--- RECORDS SHOWN Enclosed Below ---

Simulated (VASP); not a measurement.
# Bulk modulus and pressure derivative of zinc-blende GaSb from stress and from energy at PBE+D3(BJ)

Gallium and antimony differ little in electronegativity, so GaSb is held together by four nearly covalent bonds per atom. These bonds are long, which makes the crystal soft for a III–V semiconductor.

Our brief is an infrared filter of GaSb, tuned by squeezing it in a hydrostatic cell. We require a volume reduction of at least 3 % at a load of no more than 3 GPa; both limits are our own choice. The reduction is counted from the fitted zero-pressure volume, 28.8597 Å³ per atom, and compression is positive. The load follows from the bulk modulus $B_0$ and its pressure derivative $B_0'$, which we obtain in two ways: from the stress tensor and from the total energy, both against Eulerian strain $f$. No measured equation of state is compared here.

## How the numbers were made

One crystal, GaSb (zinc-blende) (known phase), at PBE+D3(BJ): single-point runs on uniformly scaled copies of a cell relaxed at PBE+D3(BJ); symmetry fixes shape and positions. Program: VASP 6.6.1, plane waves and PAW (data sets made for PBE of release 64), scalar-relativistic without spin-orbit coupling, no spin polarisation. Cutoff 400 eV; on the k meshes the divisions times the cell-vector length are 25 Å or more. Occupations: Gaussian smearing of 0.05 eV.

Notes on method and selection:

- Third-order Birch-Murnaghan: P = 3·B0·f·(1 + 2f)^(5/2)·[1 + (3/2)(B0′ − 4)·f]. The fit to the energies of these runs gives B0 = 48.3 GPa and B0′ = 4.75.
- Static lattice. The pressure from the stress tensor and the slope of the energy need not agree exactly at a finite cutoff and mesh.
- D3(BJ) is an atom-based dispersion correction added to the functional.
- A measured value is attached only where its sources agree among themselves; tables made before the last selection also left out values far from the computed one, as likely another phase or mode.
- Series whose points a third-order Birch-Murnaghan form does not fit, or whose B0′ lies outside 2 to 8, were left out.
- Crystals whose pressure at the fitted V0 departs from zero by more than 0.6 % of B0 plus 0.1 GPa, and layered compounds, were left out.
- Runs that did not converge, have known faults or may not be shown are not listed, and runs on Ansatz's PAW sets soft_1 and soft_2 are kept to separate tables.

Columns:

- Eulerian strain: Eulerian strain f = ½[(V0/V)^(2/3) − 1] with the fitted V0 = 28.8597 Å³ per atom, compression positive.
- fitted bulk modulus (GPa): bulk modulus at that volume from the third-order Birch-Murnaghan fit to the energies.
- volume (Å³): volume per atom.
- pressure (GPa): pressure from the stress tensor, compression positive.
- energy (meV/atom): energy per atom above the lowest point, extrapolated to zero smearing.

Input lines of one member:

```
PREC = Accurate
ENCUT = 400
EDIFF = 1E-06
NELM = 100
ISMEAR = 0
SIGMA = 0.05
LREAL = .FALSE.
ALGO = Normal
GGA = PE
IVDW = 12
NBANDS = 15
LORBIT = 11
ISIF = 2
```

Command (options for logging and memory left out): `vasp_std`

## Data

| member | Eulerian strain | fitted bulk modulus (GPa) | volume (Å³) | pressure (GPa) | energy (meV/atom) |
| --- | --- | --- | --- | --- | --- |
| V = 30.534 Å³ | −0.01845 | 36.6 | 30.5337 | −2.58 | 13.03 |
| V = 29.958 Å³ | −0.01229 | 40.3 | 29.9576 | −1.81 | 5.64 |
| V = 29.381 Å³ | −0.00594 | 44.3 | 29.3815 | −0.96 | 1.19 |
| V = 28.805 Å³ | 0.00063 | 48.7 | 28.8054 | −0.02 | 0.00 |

--- End of Enclosed RECORDS SHOWN ---

**ASSIGNED TASK:**
Could you reproduce, exactly, every line above from the line with "- Runs that" to the line with "- Eulerian strain: Eulerian", and no other line? Both ends count.

**WRITTEN SOLUTION:**
- Runs that did not converge, have known faults or may not be shown are not listed, and runs on Ansatz's PAW sets soft_1 and soft_2 are kept to separate tables.

Columns:

- Eulerian strain: Eulerian strain f = ½[(V0/V)^(2/3) − 1] with the fitted V0 = 28.8597 Å³ per atom, compression positive.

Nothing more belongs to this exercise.